(ASSIGNMENT): Everything from the line containing "- Pressure is" through the line containing "- Finished in" in the listing below should be copied exactly, and nothing more.

(RECORD EXCERPTS):
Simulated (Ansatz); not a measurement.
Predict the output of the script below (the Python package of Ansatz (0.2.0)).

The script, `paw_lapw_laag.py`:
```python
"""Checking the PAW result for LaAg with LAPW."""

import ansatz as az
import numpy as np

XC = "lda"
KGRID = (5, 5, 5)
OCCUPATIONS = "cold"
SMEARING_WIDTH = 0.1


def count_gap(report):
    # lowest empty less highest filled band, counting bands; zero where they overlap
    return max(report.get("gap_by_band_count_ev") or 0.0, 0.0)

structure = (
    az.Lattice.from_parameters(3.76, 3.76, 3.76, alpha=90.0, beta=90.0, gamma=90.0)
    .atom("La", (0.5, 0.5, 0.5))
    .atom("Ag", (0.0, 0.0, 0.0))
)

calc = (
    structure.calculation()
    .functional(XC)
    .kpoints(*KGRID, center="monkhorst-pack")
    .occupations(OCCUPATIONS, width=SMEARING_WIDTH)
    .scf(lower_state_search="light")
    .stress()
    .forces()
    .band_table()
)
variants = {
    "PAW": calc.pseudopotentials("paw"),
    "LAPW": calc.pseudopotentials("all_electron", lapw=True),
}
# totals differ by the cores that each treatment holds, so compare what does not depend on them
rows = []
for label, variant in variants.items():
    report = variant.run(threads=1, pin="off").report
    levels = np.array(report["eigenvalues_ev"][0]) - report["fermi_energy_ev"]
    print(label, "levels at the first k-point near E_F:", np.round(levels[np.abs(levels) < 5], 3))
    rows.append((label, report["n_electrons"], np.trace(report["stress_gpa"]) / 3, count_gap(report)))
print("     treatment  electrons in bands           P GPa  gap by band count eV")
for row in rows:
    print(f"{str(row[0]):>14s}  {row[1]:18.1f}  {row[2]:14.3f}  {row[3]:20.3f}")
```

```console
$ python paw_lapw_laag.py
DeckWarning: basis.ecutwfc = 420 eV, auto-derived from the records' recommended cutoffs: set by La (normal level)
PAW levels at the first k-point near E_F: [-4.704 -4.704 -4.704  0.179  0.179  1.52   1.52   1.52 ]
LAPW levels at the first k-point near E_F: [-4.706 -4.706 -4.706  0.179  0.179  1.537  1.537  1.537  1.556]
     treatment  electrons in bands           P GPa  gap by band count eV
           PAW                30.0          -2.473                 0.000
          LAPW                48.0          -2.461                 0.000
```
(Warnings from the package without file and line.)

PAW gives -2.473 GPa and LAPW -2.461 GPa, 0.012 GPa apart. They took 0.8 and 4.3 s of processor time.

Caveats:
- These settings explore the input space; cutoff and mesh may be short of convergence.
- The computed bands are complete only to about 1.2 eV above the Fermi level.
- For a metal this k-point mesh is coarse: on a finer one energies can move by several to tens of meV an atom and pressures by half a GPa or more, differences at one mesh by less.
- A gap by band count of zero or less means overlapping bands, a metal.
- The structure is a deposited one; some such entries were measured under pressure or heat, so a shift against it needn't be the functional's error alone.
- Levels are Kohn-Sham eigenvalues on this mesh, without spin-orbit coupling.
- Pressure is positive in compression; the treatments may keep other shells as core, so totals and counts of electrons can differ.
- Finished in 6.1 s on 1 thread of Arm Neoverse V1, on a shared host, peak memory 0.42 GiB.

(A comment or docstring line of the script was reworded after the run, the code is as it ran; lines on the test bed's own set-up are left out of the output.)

(RESPONSE BOX):
- Pressure is positive in compression; the treatments may keep other shells as core, so totals and counts of electrons can differ.
- Finished in 6.1 s on 1 thread of Arm Neoverse V1, on a shared host, peak memory 0.42 GiB.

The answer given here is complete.